*Exercise*: Word for word, transcribe the material below from its first line to the line with "Two structures of", both included.

*Data section*:
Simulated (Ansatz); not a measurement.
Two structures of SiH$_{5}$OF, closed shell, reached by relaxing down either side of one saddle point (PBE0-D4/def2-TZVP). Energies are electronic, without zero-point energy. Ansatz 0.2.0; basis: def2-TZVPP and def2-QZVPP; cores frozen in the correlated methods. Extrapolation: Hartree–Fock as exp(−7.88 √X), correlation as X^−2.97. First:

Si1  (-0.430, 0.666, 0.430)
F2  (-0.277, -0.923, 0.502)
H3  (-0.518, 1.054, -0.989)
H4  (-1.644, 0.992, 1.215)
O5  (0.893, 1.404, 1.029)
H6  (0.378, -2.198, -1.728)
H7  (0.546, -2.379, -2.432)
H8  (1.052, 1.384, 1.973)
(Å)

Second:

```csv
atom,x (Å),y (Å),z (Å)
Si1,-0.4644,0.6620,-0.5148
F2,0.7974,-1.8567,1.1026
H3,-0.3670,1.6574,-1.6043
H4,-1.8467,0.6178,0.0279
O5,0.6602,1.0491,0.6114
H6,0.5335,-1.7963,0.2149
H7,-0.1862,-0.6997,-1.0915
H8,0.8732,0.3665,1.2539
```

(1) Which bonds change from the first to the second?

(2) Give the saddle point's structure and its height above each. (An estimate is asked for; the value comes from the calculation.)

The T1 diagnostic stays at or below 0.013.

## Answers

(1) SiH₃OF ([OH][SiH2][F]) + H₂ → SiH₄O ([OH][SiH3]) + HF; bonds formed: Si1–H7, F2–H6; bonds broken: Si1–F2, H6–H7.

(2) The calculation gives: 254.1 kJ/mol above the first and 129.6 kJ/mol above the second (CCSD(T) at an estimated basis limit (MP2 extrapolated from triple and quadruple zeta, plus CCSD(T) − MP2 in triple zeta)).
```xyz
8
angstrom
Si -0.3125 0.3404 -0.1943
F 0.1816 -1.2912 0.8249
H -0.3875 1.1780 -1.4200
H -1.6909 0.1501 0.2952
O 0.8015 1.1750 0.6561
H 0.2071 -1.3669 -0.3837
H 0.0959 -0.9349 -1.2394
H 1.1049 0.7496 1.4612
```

*Response*:
Simulated (Ansatz); not a measurement.
Two structures of SiH$_{5}$OF, closed shell, reached by relaxing down either side of one saddle point (PBE0-D4/def2-TZVP). Energies are electronic, without zero-point energy. Ansatz 0.2.0; basis: def2-TZVPP and def2-QZVPP; cores frozen in the correlated methods. Extrapolation: Hartree–Fock as exp(−7.88 √X), correlation as X^−2.97. First:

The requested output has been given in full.